[DATASET CONTENT]
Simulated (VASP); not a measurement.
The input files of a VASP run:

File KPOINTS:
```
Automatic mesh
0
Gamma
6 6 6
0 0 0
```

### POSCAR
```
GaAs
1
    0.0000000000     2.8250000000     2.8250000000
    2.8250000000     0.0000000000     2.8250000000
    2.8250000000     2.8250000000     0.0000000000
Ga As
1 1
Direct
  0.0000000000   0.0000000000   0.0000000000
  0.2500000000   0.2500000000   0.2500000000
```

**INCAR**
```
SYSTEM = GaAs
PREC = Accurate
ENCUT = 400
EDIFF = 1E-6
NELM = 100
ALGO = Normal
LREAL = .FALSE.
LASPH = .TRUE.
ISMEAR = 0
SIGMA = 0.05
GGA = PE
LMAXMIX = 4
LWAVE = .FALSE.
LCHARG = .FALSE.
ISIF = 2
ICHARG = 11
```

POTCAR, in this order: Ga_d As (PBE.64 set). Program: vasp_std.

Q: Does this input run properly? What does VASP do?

[WORK REQUEST] In the listing above, find the line containing "The input files" and the line containing "POTCAR, in this", then repeat those two lines and everything between them exactly.

[ANSWER SPACE]
The input files of a VASP run:

File KPOINTS:
```
Automatic mesh
0
Gamma
6 6 6
0 0 0
```

### POSCAR
```
GaAs
1
    0.0000000000     2.8250000000     2.8250000000
    2.8250000000     0.0000000000     2.8250000000
    2.8250000000     2.8250000000     0.0000000000
Ga As
1 1
Direct
  0.0000000000   0.0000000000   0.0000000000
  0.2500000000   0.2500000000   0.2500000000
```

**INCAR**
```
SYSTEM = GaAs
PREC = Accurate
ENCUT = 400
EDIFF = 1E-6
NELM = 100
ALGO = Normal
LREAL = .FALSE.
LASPH = .TRUE.
ISMEAR = 0
SIGMA = 0.05
GGA = PE
LMAXMIX = 4
LWAVE = .FALSE.
LCHARG = .FALSE.
ISIF = 2
ICHARG = 11
```

POTCAR, in this order: Ga_d As (PBE.64 set). Program: vasp_std.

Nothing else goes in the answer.